The expected response is the entire set of entries, copied exactly.

(Excerpted data)

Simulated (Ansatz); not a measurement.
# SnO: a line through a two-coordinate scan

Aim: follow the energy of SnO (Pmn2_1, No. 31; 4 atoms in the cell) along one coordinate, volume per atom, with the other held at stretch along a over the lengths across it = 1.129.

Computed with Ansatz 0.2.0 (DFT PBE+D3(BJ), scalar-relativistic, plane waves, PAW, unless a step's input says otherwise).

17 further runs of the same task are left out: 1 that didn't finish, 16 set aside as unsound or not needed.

(End Excerpted data)

• _Task response_
Simulated (Ansatz); not a measurement.
# SnO: a line through a two-coordinate scan

Aim: follow the energy of SnO (Pmn2_1, No. 31; 4 atoms in the cell) along one coordinate, volume per atom, with the other held at stretch along a over the lengths across it = 1.129.

Computed with Ansatz 0.2.0 (DFT PBE+D3(BJ), scalar-relativistic, plane waves, PAW, unless a step's input says otherwise).

17 further runs of the same task are left out: 1 that didn't finish, 16 set aside as unsound or not needed.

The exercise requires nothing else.